● Work request
Set down a precise copy of the whole listing.

---- Supplied information
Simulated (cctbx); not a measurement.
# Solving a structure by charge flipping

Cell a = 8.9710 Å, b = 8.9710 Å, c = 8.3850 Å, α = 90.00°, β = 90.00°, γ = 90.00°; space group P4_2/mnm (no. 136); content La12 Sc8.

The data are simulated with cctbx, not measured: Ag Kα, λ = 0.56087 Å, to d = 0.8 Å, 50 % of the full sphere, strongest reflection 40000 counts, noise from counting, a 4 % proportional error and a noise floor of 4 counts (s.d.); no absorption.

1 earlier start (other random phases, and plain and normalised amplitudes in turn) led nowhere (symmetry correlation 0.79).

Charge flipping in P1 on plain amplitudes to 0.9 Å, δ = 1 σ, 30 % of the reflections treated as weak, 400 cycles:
--------

● Answer space
Simulated (cctbx); not a measurement.
# Solving a structure by charge flipping

Cell a = 8.9710 Å, b = 8.9710 Å, c = 8.3850 Å, α = 90.00°, β = 90.00°, γ = 90.00°; space group P4_2/mnm (no. 136); content La12 Sc8.

The data are simulated with cctbx, not measured: Ag Kα, λ = 0.56087 Å, to d = 0.8 Å, 50 % of the full sphere, strongest reflection 40000 counts, noise from counting, a 4 % proportional error and a noise floor of 4 counts (s.d.); no absorption.

1 earlier start (other random phases, and plain and normalised amplitudes in turn) led nowhere (symmetry correlation 0.79).

Charge flipping in P1 on plain amplitudes to 0.9 Å, δ = 1 σ, 30 % of the reflections treated as weak, 400 cycles:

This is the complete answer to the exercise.